--- START ---

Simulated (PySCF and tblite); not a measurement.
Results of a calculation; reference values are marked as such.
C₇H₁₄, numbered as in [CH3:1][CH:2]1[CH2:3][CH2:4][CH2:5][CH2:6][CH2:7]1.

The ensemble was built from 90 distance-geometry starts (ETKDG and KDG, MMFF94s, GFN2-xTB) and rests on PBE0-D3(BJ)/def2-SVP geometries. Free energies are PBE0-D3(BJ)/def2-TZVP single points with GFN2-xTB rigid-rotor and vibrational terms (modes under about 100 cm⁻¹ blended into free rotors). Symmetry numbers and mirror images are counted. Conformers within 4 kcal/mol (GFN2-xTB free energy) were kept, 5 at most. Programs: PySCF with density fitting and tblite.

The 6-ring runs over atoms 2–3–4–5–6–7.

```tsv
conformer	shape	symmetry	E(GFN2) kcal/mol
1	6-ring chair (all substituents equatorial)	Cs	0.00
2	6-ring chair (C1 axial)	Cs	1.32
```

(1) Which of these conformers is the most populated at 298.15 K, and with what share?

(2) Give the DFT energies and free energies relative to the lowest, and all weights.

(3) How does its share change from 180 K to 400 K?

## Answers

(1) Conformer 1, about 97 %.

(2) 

--- END ---

> _ASSIGNMENT_: The answer must be the same records, repeated exactly and in full.

> _RESPONSE AREA_:
Simulated (PySCF and tblite); not a measurement.
Results of a calculation; reference values are marked as such.
C₇H₁₄, numbered as in [CH3:1][CH:2]1[CH2:3][CH2:4][CH2:5][CH2:6][CH2:7]1.

The ensemble was built from 90 distance-geometry starts (ETKDG and KDG, MMFF94s, GFN2-xTB) and rests on PBE0-D3(BJ)/def2-SVP geometries. Free energies are PBE0-D3(BJ)/def2-TZVP single points with GFN2-xTB rigid-rotor and vibrational terms (modes under about 100 cm⁻¹ blended into free rotors). Symmetry numbers and mirror images are counted. Conformers within 4 kcal/mol (GFN2-xTB free energy) were kept, 5 at most. Programs: PySCF with density fitting and tblite.

The 6-ring runs over atoms 2–3–4–5–6–7.

```tsv
conformer	shape	symmetry	E(GFN2) kcal/mol
1	6-ring chair (all substituents equatorial)	Cs	0.00
2	6-ring chair (C1 axial)	Cs	1.32
```

(1) Which of these conformers is the most populated at 298.15 K, and with what share?

(2) Give the DFT energies and free energies relative to the lowest, and all weights.

(3) How does its share change from 180 K to 400 K?

## Answers

(1) Conformer 1, about 97 %.

(2) 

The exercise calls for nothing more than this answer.